§ Exercise
Output all of the material exactly; leave out no line.

------ Dataset

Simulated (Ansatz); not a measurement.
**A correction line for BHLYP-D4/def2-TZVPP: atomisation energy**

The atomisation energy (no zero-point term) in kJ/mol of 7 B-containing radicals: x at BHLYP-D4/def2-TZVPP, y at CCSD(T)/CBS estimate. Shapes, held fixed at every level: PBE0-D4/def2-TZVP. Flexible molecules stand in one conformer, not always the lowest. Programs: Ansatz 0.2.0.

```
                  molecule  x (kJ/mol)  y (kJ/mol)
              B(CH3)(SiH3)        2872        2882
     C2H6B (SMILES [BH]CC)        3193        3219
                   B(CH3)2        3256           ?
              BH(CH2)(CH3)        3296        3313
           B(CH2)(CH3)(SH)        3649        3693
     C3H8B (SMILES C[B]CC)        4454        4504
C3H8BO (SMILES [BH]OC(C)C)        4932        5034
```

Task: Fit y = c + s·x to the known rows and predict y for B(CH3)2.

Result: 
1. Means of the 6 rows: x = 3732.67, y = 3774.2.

------------

§ Answer section
Simulated (Ansatz); not a measurement.
**A correction line for BHLYP-D4/def2-TZVPP: atomisation energy**

The atomisation energy (no zero-point term) in kJ/mol of 7 B-containing radicals: x at BHLYP-D4/def2-TZVPP, y at CCSD(T)/CBS estimate. Shapes, held fixed at every level: PBE0-D4/def2-TZVP. Flexible molecules stand in one conformer, not always the lowest. Programs: Ansatz 0.2.0.

```
                  molecule  x (kJ/mol)  y (kJ/mol)
              B(CH3)(SiH3)        2872        2882
     C2H6B (SMILES [BH]CC)        3193        3219
                   B(CH3)2        3256           ?
              BH(CH2)(CH3)        3296        3313
           B(CH2)(CH3)(SH)        3649        3693
     C3H8B (SMILES C[B]CC)        4454        4504
C3H8BO (SMILES [BH]OC(C)C)        4932        5034
```

Task: Fit y = c + s·x to the known rows and predict y for B(CH3)2.

Result: 
1. Means of the 6 rows: x = 3732.67, y = 3774.2.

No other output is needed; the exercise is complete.